Data excerpts
-=-=-=-=-
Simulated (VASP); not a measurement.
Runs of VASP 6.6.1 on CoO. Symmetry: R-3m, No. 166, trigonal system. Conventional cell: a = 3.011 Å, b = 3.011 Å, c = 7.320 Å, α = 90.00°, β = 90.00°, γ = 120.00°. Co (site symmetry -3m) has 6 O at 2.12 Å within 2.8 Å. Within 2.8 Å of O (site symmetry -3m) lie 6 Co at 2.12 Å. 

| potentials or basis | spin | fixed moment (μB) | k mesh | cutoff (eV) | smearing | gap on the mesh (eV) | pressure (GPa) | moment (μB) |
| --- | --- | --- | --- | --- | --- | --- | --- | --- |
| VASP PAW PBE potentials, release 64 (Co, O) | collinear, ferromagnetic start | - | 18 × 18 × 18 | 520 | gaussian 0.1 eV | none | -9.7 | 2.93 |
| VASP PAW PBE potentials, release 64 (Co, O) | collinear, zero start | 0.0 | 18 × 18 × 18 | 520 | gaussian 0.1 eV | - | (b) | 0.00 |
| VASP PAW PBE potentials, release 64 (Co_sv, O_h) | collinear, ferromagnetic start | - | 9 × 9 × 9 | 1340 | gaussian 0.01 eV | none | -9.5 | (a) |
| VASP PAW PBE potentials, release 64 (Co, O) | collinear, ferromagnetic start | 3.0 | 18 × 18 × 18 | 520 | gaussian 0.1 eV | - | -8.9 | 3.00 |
-=-=-=-=-

Every line of the material must be given again exactly.

Simulated (VASP); not a measurement.
Runs of VASP 6.6.1 on CoO. Symmetry: R-3m, No. 166, trigonal system. Conventional cell: a = 3.011 Å, b = 3.011 Å, c = 7.320 Å, α = 90.00°, β = 90.00°, γ = 120.00°. Co (site symmetry -3m) has 6 O at 2.12 Å within 2.8 Å. Within 2.8 Å of O (site symmetry -3m) lie 6 Co at 2.12 Å. 

| potentials or basis | spin | fixed moment (μB) | k mesh | cutoff (eV) | smearing | gap on the mesh (eV) | pressure (GPa) | moment (μB) |
| --- | --- | --- | --- | --- | --- | --- | --- | --- |
| VASP PAW PBE potentials, release 64 (Co, O) | collinear, ferromagnetic start | - | 18 × 18 × 18 | 520 | gaussian 0.1 eV | none | -9.7 | 2.93 |
| VASP PAW PBE potentials, release 64 (Co, O) | collinear, zero start | 0.0 | 18 × 18 × 18 | 520 | gaussian 0.1 eV | - | (b) | 0.00 |
| VASP PAW PBE potentials, release 64 (Co_sv, O_h) | collinear, ferromagnetic start | - | 9 × 9 × 9 | 1340 | gaussian 0.01 eV | none | -9.5 | (a) |
| VASP PAW PBE potentials, release 64 (Co, O) | collinear, ferromagnetic start | 3.0 | 18 × 18 × 18 | 520 | gaussian 0.1 eV | - | -8.9 | 3.00 |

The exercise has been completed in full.